Segment Open

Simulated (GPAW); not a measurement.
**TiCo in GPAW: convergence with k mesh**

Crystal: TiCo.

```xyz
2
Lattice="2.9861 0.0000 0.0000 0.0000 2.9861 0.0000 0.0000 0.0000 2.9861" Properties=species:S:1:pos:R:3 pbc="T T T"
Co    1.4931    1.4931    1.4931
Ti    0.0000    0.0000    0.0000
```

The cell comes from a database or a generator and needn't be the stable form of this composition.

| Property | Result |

Segment Closed

Exercise ▸ Nothing should be omitted or altered. Retype the records exactly.

Reply ▸
Simulated (GPAW); not a measurement.
**TiCo in GPAW: convergence with k mesh**

Crystal: TiCo.

```xyz
2
Lattice="2.9861 0.0000 0.0000 0.0000 2.9861 0.0000 0.0000 0.0000 2.9861" Properties=species:S:1:pos:R:3 pbc="T T T"
Co    1.4931    1.4931    1.4931
Ti    0.0000    0.0000    0.0000
```

The cell comes from a database or a generator and needn't be the stable form of this composition.

| Property | Result |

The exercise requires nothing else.